» **WORK ITEM**:
How does the data below read from its first line through the line containing "It belongs to"? Print those lines exactly.

Start of PROVIDED DATA
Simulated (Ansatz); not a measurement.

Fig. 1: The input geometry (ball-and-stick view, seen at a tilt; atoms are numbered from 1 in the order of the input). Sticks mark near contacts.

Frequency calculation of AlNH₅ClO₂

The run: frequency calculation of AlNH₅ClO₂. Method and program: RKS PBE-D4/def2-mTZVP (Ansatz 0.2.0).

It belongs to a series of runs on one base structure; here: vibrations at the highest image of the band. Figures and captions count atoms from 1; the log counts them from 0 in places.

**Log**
End of PROVIDED DATA

» **TASK SOLUTION**:
Simulated (Ansatz); not a measurement.

Fig. 1: The input geometry (ball-and-stick view, seen at a tilt; atoms are numbered from 1 in the order of the input). Sticks mark near contacts.

Frequency calculation of AlNH₅ClO₂

The run: frequency calculation of AlNH₅ClO₂. Method and program: RKS PBE-D4/def2-mTZVP (Ansatz 0.2.0).

It belongs to a series of runs on one base structure; here: vibrations at the highest image of the band. Figures and captions count atoms from 1; the log counts them from 0 in places.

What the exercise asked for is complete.